* [INFORMATION GIVEN]:
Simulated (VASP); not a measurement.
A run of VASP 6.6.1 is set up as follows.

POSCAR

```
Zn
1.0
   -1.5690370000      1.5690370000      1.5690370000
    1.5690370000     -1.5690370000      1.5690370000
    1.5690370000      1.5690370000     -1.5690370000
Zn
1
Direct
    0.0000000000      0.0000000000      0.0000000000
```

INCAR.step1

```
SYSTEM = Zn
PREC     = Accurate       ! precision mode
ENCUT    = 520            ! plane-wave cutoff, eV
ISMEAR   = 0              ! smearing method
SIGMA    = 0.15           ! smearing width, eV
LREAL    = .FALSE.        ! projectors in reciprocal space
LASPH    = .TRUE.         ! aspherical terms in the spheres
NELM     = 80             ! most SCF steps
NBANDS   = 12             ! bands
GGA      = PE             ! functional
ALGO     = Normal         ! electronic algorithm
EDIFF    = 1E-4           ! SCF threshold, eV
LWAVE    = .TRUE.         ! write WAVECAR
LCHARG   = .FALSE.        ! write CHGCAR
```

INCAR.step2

* [WORK REQUEST]: The response must consist solely of the lines from the top of the records through the line holding "INCAR.step1", copied word for word.

* [REPLY]:
Simulated (VASP); not a measurement.
A run of VASP 6.6.1 is set up as follows.

POSCAR

```
Zn
1.0
   -1.5690370000      1.5690370000      1.5690370000
    1.5690370000     -1.5690370000      1.5690370000
    1.5690370000      1.5690370000     -1.5690370000
Zn
1
Direct
    0.0000000000      0.0000000000      0.0000000000
```

INCAR.step1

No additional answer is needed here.